### BRIEF:
Reproduce the entries that follow verbatim, down to the final line.

### DATASET CONTENT:
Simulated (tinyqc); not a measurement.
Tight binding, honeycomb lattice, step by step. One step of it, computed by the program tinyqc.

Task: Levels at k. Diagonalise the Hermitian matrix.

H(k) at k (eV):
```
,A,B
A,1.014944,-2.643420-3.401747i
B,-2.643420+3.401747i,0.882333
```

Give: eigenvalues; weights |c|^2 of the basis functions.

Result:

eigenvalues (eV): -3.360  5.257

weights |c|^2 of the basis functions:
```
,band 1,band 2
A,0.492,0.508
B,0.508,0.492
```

### EXERCISE OUTPUT:
Simulated (tinyqc); not a measurement.
Tight binding, honeycomb lattice, step by step. One step of it, computed by the program tinyqc.

Task: Levels at k. Diagonalise the Hermitian matrix.

H(k) at k (eV):
```
,A,B
A,1.014944,-2.643420-3.401747i
B,-2.643420+3.401747i,0.882333
```

Give: eigenvalues; weights |c|^2 of the basis functions.

Result:

eigenvalues (eV): -3.360  5.257

weights |c|^2 of the basis functions:
```
,band 1,band 2
A,0.492,0.508
B,0.508,0.492
```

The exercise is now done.